▶ WORK ITEM: Take the entries below and return them unchanged.

▶ EXTRACTED INFORMATION:
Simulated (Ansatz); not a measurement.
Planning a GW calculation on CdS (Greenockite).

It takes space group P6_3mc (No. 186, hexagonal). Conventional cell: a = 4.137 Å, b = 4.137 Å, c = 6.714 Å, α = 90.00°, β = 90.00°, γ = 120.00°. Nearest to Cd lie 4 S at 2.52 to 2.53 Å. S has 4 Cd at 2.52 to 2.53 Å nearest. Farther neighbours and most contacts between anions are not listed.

▶ YOUR SOLUTION:
Simulated (Ansatz); not a measurement.
Planning a GW calculation on CdS (Greenockite).

It takes space group P6_3mc (No. 186, hexagonal). Conventional cell: a = 4.137 Å, b = 4.137 Å, c = 6.714 Å, α = 90.00°, β = 90.00°, γ = 120.00°. Nearest to Cd lie 4 S at 2.52 to 2.53 Å. S has 4 Cd at 2.52 to 2.53 Å nearest. Farther neighbours and most contacts between anions are not listed.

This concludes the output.